━━ GIVEN INFORMATION

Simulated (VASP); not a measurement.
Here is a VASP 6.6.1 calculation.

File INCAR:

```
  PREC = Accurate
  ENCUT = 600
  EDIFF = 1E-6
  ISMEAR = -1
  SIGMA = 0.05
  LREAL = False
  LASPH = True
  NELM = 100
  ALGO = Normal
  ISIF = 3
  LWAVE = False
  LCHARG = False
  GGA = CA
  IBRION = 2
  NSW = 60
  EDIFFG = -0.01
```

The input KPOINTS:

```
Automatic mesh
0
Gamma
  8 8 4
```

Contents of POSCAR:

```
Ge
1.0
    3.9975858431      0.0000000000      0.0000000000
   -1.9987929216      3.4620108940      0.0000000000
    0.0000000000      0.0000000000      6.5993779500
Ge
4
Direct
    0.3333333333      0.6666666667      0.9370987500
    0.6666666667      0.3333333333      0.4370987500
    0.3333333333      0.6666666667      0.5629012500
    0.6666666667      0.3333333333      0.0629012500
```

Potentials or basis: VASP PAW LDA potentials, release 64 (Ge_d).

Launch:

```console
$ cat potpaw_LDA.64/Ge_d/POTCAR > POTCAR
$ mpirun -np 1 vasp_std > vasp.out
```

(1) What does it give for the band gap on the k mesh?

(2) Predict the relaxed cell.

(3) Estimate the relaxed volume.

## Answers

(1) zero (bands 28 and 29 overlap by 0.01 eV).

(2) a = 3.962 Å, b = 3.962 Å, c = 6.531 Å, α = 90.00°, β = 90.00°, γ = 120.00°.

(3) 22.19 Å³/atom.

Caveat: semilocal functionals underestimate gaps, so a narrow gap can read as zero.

━━━━

WORK REQUEST :: In the entries above, one line contains "Here is a VASP 6.6.1 calculation." and another contains "(3) 22.19 Å³/atom.". Reproduce exactly those two lines and the lines between them, nothing else.

WRITTEN REPLY ::
Here is a VASP 6.6.1 calculation.

File INCAR:

```
  PREC = Accurate
  ENCUT = 600
  EDIFF = 1E-6
  ISMEAR = -1
  SIGMA = 0.05
  LREAL = False
  LASPH = True
  NELM = 100
  ALGO = Normal
  ISIF = 3
  LWAVE = False
  LCHARG = False
  GGA = CA
  IBRION = 2
  NSW = 60
  EDIFFG = -0.01
```

The input KPOINTS:

```
Automatic mesh
0
Gamma
  8 8 4
```

Contents of POSCAR:

```
Ge
1.0
    3.9975858431      0.0000000000      0.0000000000
   -1.9987929216      3.4620108940      0.0000000000
    0.0000000000      0.0000000000      6.5993779500
Ge
4
Direct
    0.3333333333      0.6666666667      0.9370987500
    0.6666666667      0.3333333333      0.4370987500
    0.3333333333      0.6666666667      0.5629012500
    0.6666666667      0.3333333333      0.0629012500
```

Potentials or basis: VASP PAW LDA potentials, release 64 (Ge_d).

Launch:

```console
$ cat potpaw_LDA.64/Ge_d/POTCAR > POTCAR
$ mpirun -np 1 vasp_std > vasp.out
```

(1) What does it give for the band gap on the k mesh?

(2) Predict the relaxed cell.

(3) Estimate the relaxed volume.

## Answers

(1) zero (bands 28 and 29 overlap by 0.01 eV).

(2) a = 3.962 Å, b = 3.962 Å, c = 6.531 Å, α = 90.00°, β = 90.00°, γ = 120.00°.

(3) 22.19 Å³/atom.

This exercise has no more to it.